....................

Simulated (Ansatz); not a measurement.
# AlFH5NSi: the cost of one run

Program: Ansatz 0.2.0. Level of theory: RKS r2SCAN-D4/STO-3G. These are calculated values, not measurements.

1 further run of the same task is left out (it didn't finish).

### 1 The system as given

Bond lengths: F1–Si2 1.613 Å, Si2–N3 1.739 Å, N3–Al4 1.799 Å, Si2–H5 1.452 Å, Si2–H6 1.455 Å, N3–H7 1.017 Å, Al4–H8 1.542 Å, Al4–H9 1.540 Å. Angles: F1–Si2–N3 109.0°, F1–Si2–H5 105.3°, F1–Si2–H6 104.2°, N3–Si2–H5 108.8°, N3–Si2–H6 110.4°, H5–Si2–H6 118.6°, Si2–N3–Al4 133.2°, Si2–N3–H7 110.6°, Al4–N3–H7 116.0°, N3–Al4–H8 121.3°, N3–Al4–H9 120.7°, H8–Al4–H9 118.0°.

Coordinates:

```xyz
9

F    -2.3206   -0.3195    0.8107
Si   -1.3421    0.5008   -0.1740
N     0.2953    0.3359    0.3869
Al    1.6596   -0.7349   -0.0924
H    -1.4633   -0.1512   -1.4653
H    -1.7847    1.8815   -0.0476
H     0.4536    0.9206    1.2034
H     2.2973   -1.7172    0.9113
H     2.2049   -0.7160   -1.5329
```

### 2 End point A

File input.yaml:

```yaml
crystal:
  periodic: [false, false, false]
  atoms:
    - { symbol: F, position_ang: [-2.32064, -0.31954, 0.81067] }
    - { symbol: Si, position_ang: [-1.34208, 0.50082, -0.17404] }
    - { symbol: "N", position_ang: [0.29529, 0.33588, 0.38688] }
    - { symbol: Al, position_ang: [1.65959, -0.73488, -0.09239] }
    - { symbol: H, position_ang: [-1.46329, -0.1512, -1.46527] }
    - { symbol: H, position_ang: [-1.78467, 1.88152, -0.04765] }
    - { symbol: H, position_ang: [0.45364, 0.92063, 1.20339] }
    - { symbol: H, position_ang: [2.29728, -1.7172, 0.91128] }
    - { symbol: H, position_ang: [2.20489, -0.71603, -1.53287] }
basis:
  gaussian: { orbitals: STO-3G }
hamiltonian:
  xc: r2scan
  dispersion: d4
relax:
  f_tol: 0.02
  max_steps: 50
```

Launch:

....................

Reproduce precisely, and with no line left out, each line from the top of the entries through the line that carries "### 1 The system as given".

▸ Answer box
Simulated (Ansatz); not a measurement.
# AlFH5NSi: the cost of one run

Program: Ansatz 0.2.0. Level of theory: RKS r2SCAN-D4/STO-3G. These are calculated values, not measurements.

1 further run of the same task is left out (it didn't finish).

### 1 The system as given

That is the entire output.